Required action: Repeat verbatim, and only, the lines of the data below, beginning at the line that contains "NaI: excitons and" and stopping after the line that contains "model can hold.".

Given entries:
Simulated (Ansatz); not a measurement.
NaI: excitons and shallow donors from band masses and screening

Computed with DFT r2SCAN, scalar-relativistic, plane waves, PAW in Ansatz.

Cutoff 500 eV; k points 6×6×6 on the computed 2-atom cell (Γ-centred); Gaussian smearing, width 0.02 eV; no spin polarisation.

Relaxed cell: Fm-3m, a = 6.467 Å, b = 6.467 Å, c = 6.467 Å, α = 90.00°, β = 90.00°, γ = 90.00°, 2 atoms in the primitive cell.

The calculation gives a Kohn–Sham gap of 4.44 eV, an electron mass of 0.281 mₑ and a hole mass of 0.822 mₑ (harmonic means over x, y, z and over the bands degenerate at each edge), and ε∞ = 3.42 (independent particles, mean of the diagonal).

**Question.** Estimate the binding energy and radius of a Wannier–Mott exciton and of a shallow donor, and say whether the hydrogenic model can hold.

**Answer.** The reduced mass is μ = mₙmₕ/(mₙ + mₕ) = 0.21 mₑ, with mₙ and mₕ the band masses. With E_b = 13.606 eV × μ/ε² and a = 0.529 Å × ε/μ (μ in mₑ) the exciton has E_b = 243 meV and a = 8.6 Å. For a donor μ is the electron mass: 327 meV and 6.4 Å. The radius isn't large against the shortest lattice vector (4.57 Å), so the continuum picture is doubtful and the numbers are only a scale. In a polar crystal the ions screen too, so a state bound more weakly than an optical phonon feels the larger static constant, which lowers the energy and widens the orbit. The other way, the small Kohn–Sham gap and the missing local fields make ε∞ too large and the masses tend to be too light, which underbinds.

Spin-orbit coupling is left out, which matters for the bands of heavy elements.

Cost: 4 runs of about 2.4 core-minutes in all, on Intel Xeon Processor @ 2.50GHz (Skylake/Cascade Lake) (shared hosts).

Task answer:
NaI: excitons and shallow donors from band masses and screening

Computed with DFT r2SCAN, scalar-relativistic, plane waves, PAW in Ansatz.

Cutoff 500 eV; k points 6×6×6 on the computed 2-atom cell (Γ-centred); Gaussian smearing, width 0.02 eV; no spin polarisation.

Relaxed cell: Fm-3m, a = 6.467 Å, b = 6.467 Å, c = 6.467 Å, α = 90.00°, β = 90.00°, γ = 90.00°, 2 atoms in the primitive cell.

The calculation gives a Kohn–Sham gap of 4.44 eV, an electron mass of 0.281 mₑ and a hole mass of 0.822 mₑ (harmonic means over x, y, z and over the bands degenerate at each edge), and ε∞ = 3.42 (independent particles, mean of the diagonal).

**Question.** Estimate the binding energy and radius of a Wannier–Mott exciton and of a shallow donor, and say whether the hydrogenic model can hold.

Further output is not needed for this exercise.